****************************************
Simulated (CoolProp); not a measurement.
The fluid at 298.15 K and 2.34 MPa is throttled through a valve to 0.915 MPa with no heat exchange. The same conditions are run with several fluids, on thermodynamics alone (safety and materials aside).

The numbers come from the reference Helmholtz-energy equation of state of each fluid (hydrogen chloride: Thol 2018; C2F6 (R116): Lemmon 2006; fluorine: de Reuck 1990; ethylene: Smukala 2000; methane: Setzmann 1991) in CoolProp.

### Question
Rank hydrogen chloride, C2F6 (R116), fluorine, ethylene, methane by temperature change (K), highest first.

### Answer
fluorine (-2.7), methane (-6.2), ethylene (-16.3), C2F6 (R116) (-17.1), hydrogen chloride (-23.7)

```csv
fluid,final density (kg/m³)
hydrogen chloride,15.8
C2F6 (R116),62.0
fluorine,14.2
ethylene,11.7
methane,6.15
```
****************************************

→ **ACTIVITY**
Transcribe only the lines from the beginning of the entries to the line with "The fluid at", inclusive, exactly as written.

→ **EXERCISE ANSWER**
Simulated (CoolProp); not a measurement.
The fluid at 298.15 K and 2.34 MPa is throttled through a valve to 0.915 MPa with no heat exchange. The same conditions are run with several fluids, on thermodynamics alone (safety and materials aside).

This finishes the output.